> [Excerpted records]:
┌────────
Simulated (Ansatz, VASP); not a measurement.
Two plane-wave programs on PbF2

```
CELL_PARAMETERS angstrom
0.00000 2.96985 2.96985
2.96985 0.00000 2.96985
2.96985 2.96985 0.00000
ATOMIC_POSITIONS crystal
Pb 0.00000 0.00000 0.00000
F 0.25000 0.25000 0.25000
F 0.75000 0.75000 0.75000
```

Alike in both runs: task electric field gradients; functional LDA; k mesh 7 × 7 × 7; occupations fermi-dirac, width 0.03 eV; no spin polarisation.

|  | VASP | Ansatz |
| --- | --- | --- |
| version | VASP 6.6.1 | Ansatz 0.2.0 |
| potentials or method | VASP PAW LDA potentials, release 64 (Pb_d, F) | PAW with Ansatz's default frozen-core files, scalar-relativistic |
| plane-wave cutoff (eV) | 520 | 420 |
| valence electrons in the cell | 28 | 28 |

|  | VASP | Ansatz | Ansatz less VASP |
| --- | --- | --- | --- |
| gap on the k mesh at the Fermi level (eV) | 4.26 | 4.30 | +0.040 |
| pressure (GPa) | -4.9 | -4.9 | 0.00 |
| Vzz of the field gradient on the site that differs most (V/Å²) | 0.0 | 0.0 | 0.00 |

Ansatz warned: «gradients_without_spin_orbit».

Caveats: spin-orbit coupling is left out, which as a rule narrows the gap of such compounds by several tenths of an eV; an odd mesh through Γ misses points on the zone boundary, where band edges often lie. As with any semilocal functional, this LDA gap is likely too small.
└────────

> [Work request]:
From the records above, extract every entry verbatim.

> [Response]:
Simulated (Ansatz, VASP); not a measurement.
Two plane-wave programs on PbF2

```
CELL_PARAMETERS angstrom
0.00000 2.96985 2.96985
2.96985 0.00000 2.96985
2.96985 2.96985 0.00000
ATOMIC_POSITIONS crystal
Pb 0.00000 0.00000 0.00000
F 0.25000 0.25000 0.25000
F 0.75000 0.75000 0.75000
```

Alike in both runs: task electric field gradients; functional LDA; k mesh 7 × 7 × 7; occupations fermi-dirac, width 0.03 eV; no spin polarisation.

|  | VASP | Ansatz |
| --- | --- | --- |
| version | VASP 6.6.1 | Ansatz 0.2.0 |
| potentials or method | VASP PAW LDA potentials, release 64 (Pb_d, F) | PAW with Ansatz's default frozen-core files, scalar-relativistic |
| plane-wave cutoff (eV) | 520 | 420 |
| valence electrons in the cell | 28 | 28 |

|  | VASP | Ansatz | Ansatz less VASP |
| --- | --- | --- | --- |
| gap on the k mesh at the Fermi level (eV) | 4.26 | 4.30 | +0.040 |
| pressure (GPa) | -4.9 | -4.9 | 0.00 |
| Vzz of the field gradient on the site that differs most (V/Å²) | 0.0 | 0.0 | 0.00 |

Ansatz warned: «gradients_without_spin_orbit».

Caveats: spin-orbit coupling is left out, which as a rule narrows the gap of such compounds by several tenths of an eV; an odd mesh through Γ misses points on the zone boundary, where band edges often lie. As with any semilocal functional, this LDA gap is likely too small.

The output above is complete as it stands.